--------

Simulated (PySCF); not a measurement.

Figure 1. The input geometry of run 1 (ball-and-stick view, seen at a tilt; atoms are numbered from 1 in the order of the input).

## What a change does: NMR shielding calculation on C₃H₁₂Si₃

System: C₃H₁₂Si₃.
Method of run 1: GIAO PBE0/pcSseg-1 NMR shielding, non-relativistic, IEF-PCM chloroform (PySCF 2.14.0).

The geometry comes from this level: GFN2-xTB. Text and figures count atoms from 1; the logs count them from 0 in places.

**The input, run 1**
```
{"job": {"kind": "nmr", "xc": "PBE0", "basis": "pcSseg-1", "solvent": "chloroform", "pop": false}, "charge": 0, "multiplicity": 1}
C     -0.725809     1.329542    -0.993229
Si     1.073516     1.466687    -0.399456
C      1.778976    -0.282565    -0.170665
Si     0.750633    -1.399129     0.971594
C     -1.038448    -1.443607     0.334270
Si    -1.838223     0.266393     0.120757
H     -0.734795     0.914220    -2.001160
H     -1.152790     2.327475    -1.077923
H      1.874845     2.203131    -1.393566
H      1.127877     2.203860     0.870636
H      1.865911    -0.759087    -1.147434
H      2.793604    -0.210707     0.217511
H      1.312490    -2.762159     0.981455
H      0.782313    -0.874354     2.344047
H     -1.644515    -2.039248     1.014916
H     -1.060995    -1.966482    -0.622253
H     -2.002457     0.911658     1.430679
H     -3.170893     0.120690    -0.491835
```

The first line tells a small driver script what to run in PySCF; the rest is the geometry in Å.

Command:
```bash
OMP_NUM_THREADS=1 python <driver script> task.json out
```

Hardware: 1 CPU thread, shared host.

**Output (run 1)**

--------

▸ **Exercise**: Please copy, exactly and with nothing else, the lines above beginning at the line that has "Method of run" and ending with the line that has "Hardware: 1 CPU thread, shared host.".

▸ **Task solution**:
Method of run 1: GIAO PBE0/pcSseg-1 NMR shielding, non-relativistic, IEF-PCM chloroform (PySCF 2.14.0).

The geometry comes from this level: GFN2-xTB. Text and figures count atoms from 1; the logs count them from 0 in places.

**The input, run 1**
```
{"job": {"kind": "nmr", "xc": "PBE0", "basis": "pcSseg-1", "solvent": "chloroform", "pop": false}, "charge": 0, "multiplicity": 1}
C     -0.725809     1.329542    -0.993229
Si     1.073516     1.466687    -0.399456
C      1.778976    -0.282565    -0.170665
Si     0.750633    -1.399129     0.971594
C     -1.038448    -1.443607     0.334270
Si    -1.838223     0.266393     0.120757
H     -0.734795     0.914220    -2.001160
H     -1.152790     2.327475    -1.077923
H      1.874845     2.203131    -1.393566
H      1.127877     2.203860     0.870636
H      1.865911    -0.759087    -1.147434
H      2.793604    -0.210707     0.217511
H      1.312490    -2.762159     0.981455
H      0.782313    -0.874354     2.344047
H     -1.644515    -2.039248     1.014916
H     -1.060995    -1.966482    -0.622253
H     -2.002457     0.911658     1.430679
H     -3.170893     0.120690    -0.491835
```

The first line tells a small driver script what to run in PySCF; the rest is the geometry in Å.

Command:
```bash
OMP_NUM_THREADS=1 python <driver script> task.json out
```

Hardware: 1 CPU thread, shared host.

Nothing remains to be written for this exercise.